## Work instruction
Repeat the entries exactly as they are written.

_____

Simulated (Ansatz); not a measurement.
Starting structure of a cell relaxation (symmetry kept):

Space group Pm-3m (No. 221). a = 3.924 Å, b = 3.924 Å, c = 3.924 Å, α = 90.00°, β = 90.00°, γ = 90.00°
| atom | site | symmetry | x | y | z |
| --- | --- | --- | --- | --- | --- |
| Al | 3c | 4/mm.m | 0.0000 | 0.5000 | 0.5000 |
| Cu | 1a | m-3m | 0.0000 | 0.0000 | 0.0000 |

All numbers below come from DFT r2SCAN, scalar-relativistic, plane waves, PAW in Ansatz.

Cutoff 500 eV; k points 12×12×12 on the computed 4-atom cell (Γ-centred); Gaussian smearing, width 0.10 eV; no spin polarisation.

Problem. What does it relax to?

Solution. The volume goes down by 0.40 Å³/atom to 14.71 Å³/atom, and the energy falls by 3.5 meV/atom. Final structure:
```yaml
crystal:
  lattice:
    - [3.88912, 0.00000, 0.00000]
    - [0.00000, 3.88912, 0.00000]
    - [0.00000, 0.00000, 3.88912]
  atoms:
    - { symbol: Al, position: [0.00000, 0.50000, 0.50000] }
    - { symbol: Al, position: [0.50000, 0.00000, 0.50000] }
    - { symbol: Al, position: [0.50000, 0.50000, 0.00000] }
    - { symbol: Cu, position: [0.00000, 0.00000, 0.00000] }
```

_____

## Response
Simulated (Ansatz); not a measurement.
Starting structure of a cell relaxation (symmetry kept):

Space group Pm-3m (No. 221). a = 3.924 Å, b = 3.924 Å, c = 3.924 Å, α = 90.00°, β = 90.00°, γ = 90.00°
| atom | site | symmetry | x | y | z |
| --- | --- | --- | --- | --- | --- |
| Al | 3c | 4/mm.m | 0.0000 | 0.5000 | 0.5000 |
| Cu | 1a | m-3m | 0.0000 | 0.0000 | 0.0000 |

All numbers below come from DFT r2SCAN, scalar-relativistic, plane waves, PAW in Ansatz.

Cutoff 500 eV; k points 12×12×12 on the computed 4-atom cell (Γ-centred); Gaussian smearing, width 0.10 eV; no spin polarisation.

Problem. What does it relax to?

Solution. The volume goes down by 0.40 Å³/atom to 14.71 Å³/atom, and the energy falls by 3.5 meV/atom. Final structure:
```yaml
crystal:
  lattice:
    - [3.88912, 0.00000, 0.00000]
    - [0.00000, 3.88912, 0.00000]
    - [0.00000, 0.00000, 3.88912]
  atoms:
    - { symbol: Al, position: [0.00000, 0.50000, 0.50000] }
    - { symbol: Al, position: [0.50000, 0.00000, 0.50000] }
    - { symbol: Al, position: [0.50000, 0.50000, 0.00000] }
    - { symbol: Cu, position: [0.00000, 0.00000, 0.00000] }
```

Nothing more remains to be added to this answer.